_Information supplied:_
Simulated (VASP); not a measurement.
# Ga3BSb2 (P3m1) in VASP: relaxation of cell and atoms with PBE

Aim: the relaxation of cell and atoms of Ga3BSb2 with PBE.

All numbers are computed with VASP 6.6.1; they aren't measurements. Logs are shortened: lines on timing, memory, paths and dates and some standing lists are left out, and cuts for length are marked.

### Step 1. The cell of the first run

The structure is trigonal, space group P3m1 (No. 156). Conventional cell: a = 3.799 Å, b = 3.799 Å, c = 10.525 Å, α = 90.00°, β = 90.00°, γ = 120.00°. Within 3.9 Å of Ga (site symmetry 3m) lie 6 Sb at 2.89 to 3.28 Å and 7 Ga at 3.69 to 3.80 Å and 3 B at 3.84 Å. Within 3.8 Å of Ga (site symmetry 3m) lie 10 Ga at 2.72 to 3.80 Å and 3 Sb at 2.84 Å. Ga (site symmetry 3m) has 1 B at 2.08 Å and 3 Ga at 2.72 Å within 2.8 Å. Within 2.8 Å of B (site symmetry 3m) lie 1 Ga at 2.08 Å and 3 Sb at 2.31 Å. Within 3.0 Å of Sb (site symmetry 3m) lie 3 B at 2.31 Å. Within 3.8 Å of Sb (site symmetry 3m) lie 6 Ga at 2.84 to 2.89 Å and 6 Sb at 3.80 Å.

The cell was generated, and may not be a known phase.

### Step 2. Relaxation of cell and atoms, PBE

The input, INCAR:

_Exercise:_
Line for line, set down the listing above again.

_Written solution:_
Simulated (VASP); not a measurement.
# Ga3BSb2 (P3m1) in VASP: relaxation of cell and atoms with PBE

Aim: the relaxation of cell and atoms of Ga3BSb2 with PBE.

All numbers are computed with VASP 6.6.1; they aren't measurements. Logs are shortened: lines on timing, memory, paths and dates and some standing lists are left out, and cuts for length are marked.

### Step 1. The cell of the first run

The structure is trigonal, space group P3m1 (No. 156). Conventional cell: a = 3.799 Å, b = 3.799 Å, c = 10.525 Å, α = 90.00°, β = 90.00°, γ = 120.00°. Within 3.9 Å of Ga (site symmetry 3m) lie 6 Sb at 2.89 to 3.28 Å and 7 Ga at 3.69 to 3.80 Å and 3 B at 3.84 Å. Within 3.8 Å of Ga (site symmetry 3m) lie 10 Ga at 2.72 to 3.80 Å and 3 Sb at 2.84 Å. Ga (site symmetry 3m) has 1 B at 2.08 Å and 3 Ga at 2.72 Å within 2.8 Å. Within 2.8 Å of B (site symmetry 3m) lie 1 Ga at 2.08 Å and 3 Sb at 2.31 Å. Within 3.0 Å of Sb (site symmetry 3m) lie 3 B at 2.31 Å. Within 3.8 Å of Sb (site symmetry 3m) lie 6 Ga at 2.84 to 2.89 Å and 6 Sb at 3.80 Å.

The cell was generated, and may not be a known phase.

### Step 2. Relaxation of cell and atoms, PBE

The input, INCAR:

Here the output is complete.